§ ACTION ITEM:
Starting at the first line of the data below, repeat each line word for word up to and including the line with "correction | no |".

§ GIVEN DATA:
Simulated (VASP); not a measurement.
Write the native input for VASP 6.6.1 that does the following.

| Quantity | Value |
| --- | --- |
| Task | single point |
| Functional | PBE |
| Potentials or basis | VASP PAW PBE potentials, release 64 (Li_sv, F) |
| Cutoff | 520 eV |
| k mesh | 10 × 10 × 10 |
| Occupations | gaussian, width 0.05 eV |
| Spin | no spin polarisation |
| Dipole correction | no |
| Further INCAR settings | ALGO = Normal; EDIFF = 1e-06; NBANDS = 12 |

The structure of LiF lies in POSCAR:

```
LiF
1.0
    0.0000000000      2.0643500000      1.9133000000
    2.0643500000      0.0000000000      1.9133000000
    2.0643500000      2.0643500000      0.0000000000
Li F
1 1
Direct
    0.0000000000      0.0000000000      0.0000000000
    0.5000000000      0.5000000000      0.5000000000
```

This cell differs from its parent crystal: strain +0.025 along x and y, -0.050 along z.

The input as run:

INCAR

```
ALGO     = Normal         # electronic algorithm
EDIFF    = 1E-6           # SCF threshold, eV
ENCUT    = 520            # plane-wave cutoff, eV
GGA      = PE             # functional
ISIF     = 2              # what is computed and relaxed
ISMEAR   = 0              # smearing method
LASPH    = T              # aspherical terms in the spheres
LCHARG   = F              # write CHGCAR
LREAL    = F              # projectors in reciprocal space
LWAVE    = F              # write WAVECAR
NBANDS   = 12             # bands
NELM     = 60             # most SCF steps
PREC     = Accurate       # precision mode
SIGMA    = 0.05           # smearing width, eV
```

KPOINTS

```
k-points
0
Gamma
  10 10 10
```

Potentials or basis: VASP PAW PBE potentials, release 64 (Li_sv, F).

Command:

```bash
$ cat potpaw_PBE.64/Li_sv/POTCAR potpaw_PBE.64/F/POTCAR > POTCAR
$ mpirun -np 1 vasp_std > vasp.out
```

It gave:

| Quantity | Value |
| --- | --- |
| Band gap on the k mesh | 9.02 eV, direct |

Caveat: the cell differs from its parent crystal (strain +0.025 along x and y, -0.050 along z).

§ WORKED SOLUTION:
Simulated (VASP); not a measurement.
Write the native input for VASP 6.6.1 that does the following.

| Quantity | Value |
| --- | --- |
| Task | single point |
| Functional | PBE |
| Potentials or basis | VASP PAW PBE potentials, release 64 (Li_sv, F) |
| Cutoff | 520 eV |
| k mesh | 10 × 10 × 10 |
| Occupations | gaussian, width 0.05 eV |
| Spin | no spin polarisation |
| Dipole correction | no |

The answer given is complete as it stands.